*** Begin section ***

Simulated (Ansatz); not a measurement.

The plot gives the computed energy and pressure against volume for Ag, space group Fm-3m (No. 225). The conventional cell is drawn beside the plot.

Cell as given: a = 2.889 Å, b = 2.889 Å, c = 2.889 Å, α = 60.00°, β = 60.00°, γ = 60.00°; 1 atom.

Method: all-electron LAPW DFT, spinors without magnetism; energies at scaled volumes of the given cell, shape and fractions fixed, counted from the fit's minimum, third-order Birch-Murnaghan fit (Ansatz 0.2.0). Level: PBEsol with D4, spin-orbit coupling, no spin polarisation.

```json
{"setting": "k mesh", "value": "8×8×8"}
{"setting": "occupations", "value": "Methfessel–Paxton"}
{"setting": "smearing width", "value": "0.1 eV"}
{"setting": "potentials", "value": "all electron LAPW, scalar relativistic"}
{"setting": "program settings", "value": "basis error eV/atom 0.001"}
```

*** End section ***

Exercise = Please transcribe exactly the lines above from the line that has "The plot gives" up to and including the line that has "Cell as given: a"; no other line belongs in the answer.

Your response =
The plot gives the computed energy and pressure against volume for Ag, space group Fm-3m (No. 225). The conventional cell is drawn beside the plot.

Cell as given: a = 2.889 Å, b = 2.889 Å, c = 2.889 Å, α = 60.00°, β = 60.00°, γ = 60.00°; 1 atom.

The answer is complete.